Work task -
For every line below, set down an identical copy.

** Extracted records follows **

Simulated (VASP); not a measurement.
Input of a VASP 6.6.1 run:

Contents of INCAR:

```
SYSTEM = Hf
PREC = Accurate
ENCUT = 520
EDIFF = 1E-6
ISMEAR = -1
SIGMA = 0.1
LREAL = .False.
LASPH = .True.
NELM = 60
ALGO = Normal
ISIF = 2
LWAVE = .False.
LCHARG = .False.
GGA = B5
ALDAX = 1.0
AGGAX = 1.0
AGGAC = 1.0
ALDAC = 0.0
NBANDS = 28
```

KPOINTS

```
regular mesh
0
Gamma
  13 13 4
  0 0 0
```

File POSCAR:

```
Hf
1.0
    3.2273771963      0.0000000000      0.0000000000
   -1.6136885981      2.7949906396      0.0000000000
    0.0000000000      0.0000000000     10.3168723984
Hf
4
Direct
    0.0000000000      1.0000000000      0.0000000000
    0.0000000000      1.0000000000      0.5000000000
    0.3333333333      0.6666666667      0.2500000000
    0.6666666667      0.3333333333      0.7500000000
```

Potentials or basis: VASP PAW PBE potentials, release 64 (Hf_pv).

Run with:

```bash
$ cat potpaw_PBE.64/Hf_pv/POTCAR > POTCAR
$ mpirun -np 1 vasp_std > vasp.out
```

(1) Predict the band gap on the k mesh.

** End of Extracted records **

Task solution -
Simulated (VASP); not a measurement.
Input of a VASP 6.6.1 run:

Contents of INCAR:

```
SYSTEM = Hf
PREC = Accurate
ENCUT = 520
EDIFF = 1E-6
ISMEAR = -1
SIGMA = 0.1
LREAL = .False.
LASPH = .True.
NELM = 60
ALGO = Normal
ISIF = 2
LWAVE = .False.
LCHARG = .False.
GGA = B5
ALDAX = 1.0
AGGAX = 1.0
AGGAC = 1.0
ALDAC = 0.0
NBANDS = 28
```

KPOINTS

```
regular mesh
0
Gamma
  13 13 4
  0 0 0
```

File POSCAR:

```
Hf
1.0
    3.2273771963      0.0000000000      0.0000000000
   -1.6136885981      2.7949906396      0.0000000000
    0.0000000000      0.0000000000     10.3168723984
Hf
4
Direct
    0.0000000000      1.0000000000      0.0000000000
    0.0000000000      1.0000000000      0.5000000000
    0.3333333333      0.6666666667      0.2500000000
    0.6666666667      0.3333333333      0.7500000000
```

Potentials or basis: VASP PAW PBE potentials, release 64 (Hf_pv).

Run with:

```bash
$ cat potpaw_PBE.64/Hf_pv/POTCAR > POTCAR
$ mpirun -np 1 vasp_std > vasp.out
```

(1) Predict the band gap on the k mesh.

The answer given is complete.